### [Assigned task]
The answer is to be the full listing, unchanged in every line.

::: Given entries :::

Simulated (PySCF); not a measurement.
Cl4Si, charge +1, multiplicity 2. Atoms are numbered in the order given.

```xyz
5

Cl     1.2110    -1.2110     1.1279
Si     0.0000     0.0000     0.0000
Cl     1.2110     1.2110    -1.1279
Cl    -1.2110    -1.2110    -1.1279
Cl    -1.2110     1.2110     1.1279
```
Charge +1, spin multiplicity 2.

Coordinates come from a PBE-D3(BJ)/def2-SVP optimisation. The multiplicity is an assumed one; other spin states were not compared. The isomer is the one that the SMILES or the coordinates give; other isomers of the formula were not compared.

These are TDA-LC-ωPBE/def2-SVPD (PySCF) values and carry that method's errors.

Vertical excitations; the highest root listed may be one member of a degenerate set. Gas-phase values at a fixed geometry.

:::

### [Result]
Simulated (PySCF); not a measurement.
Cl4Si, charge +1, multiplicity 2. Atoms are numbered in the order given.

```xyz
5

Cl     1.2110    -1.2110     1.1279
Si     0.0000     0.0000     0.0000
Cl     1.2110     1.2110    -1.1279
Cl    -1.2110    -1.2110    -1.1279
Cl    -1.2110     1.2110     1.1279
```
Charge +1, spin multiplicity 2.

Coordinates come from a PBE-D3(BJ)/def2-SVP optimisation. The multiplicity is an assumed one; other spin states were not compared. The isomer is the one that the SMILES or the coordinates give; other isomers of the formula were not compared.

These are TDA-LC-ωPBE/def2-SVPD (PySCF) values and carry that method's errors.

Vertical excitations; the highest root listed may be one member of a degenerate set. Gas-phase values at a fixed geometry.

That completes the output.